Top of DATASET RECORDS

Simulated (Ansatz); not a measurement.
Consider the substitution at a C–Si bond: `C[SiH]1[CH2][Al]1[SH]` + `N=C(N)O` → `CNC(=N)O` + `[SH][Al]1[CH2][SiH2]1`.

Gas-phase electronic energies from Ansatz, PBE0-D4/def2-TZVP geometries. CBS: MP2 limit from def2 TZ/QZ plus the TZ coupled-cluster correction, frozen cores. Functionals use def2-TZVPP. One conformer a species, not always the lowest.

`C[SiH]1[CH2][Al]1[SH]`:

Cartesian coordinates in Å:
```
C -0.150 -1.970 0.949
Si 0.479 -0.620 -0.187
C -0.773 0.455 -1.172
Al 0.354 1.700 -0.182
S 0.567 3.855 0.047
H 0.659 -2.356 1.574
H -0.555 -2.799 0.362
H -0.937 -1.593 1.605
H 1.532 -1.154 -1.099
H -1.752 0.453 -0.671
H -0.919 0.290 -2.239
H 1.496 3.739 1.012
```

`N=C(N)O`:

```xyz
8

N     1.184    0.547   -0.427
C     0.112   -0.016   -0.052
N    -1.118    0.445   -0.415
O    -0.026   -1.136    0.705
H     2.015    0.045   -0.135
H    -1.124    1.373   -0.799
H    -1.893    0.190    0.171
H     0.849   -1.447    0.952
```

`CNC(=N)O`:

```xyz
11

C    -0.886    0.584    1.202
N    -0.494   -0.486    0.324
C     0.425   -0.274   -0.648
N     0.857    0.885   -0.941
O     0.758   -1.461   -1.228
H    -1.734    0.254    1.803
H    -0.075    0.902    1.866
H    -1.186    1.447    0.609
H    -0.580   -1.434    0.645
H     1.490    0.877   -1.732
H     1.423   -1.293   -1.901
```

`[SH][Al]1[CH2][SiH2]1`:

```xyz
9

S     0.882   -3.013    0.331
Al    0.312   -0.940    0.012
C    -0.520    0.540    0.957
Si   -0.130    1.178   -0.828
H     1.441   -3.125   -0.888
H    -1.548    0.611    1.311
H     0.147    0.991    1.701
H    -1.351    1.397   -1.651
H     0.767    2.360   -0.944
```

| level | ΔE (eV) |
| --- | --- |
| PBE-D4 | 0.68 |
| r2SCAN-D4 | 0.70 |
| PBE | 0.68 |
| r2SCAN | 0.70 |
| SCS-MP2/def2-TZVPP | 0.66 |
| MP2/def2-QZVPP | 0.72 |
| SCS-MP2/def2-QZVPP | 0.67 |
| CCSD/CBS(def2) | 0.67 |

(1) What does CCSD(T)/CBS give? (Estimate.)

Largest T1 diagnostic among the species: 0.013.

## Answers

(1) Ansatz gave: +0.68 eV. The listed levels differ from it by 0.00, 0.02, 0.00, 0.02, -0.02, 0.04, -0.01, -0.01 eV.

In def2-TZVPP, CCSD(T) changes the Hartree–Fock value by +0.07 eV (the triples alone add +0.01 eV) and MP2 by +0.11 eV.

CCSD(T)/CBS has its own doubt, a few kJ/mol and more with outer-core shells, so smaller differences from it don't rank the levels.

Bottom of DATASET RECORDS

WORK INSTRUCTION
Could you reproduce exactly the lines of the entries above, from the one with "r2SCAN-D4 | 0.70 |" through the one with "In def2-TZVPP, CCSD(T)", and nothing else?

EXERCISE OUTPUT
| r2SCAN-D4 | 0.70 |
| PBE | 0.68 |
| r2SCAN | 0.70 |
| SCS-MP2/def2-TZVPP | 0.66 |
| MP2/def2-QZVPP | 0.72 |
| SCS-MP2/def2-QZVPP | 0.67 |
| CCSD/CBS(def2) | 0.67 |

(1) What does CCSD(T)/CBS give? (Estimate.)

Largest T1 diagnostic among the species: 0.013.

## Answers

(1) Ansatz gave: +0.68 eV. The listed levels differ from it by 0.00, 0.02, 0.00, 0.02, -0.02, 0.04, -0.01, -0.01 eV.

In def2-TZVPP, CCSD(T) changes the Hartree–Fock value by +0.07 eV (the triples alone add +0.01 eV) and MP2 by +0.11 eV.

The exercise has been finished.